*Work order:* Repeat word for word every line of the data below, from the first through the line containing "Question: Which structure is the most stable?", and stop there.

*Information:*
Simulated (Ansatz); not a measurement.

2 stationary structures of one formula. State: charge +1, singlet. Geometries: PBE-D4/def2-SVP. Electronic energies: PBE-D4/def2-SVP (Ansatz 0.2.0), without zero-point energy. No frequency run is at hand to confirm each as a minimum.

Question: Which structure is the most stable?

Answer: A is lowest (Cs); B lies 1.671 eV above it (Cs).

*Response:*
Simulated (Ansatz); not a measurement.

2 stationary structures of one formula. State: charge +1, singlet. Geometries: PBE-D4/def2-SVP. Electronic energies: PBE-D4/def2-SVP (Ansatz 0.2.0), without zero-point energy. No frequency run is at hand to confirm each as a minimum.

Question: Which structure is the most stable?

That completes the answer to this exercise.